▶ Assignment:
Please reproduce the following records exactly as they appear.

********

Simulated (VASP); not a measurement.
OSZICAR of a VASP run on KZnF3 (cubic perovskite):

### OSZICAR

********

▶ Response:
Simulated (VASP); not a measurement.
OSZICAR of a VASP run on KZnF3 (cubic perovskite):

### OSZICAR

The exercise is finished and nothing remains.